▸ **WORK TASK**
Retype all of the data without changing a single word.

▸ **DATA FOR ANALYSIS**
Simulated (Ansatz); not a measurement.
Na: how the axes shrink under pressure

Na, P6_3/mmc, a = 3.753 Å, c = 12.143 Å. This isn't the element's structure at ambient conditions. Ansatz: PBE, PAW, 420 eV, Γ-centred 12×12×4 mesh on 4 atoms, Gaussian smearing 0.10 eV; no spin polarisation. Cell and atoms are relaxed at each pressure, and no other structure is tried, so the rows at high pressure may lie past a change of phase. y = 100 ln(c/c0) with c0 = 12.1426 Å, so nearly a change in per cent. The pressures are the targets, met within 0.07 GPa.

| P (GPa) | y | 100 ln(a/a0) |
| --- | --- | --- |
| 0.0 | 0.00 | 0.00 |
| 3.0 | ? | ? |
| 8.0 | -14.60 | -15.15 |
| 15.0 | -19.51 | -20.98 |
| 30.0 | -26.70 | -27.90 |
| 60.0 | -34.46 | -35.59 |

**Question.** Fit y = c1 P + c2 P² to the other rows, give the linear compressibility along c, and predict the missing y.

▸ **WRITTEN SOLUTION**
Simulated (Ansatz); not a measurement.
Na: how the axes shrink under pressure

Na, P6_3/mmc, a = 3.753 Å, c = 12.143 Å. This isn't the element's structure at ambient conditions. Ansatz: PBE, PAW, 420 eV, Γ-centred 12×12×4 mesh on 4 atoms, Gaussian smearing 0.10 eV; no spin polarisation. Cell and atoms are relaxed at each pressure, and no other structure is tried, so the rows at high pressure may lie past a change of phase. y = 100 ln(c/c0) with c0 = 12.1426 Å, so nearly a change in per cent. The pressures are the targets, met within 0.07 GPa.

| P (GPa) | y | 100 ln(a/a0) |
| --- | --- | --- |
| 0.0 | 0.00 | 0.00 |
| 3.0 | ? | ? |
| 8.0 | -14.60 | -15.15 |
| 15.0 | -19.51 | -20.98 |
| 30.0 | -26.70 | -27.90 |
| 60.0 | -34.46 | -35.59 |

**Question.** Fit y = c1 P + c2 P² to the other rows, give the linear compressibility along c, and predict the missing y.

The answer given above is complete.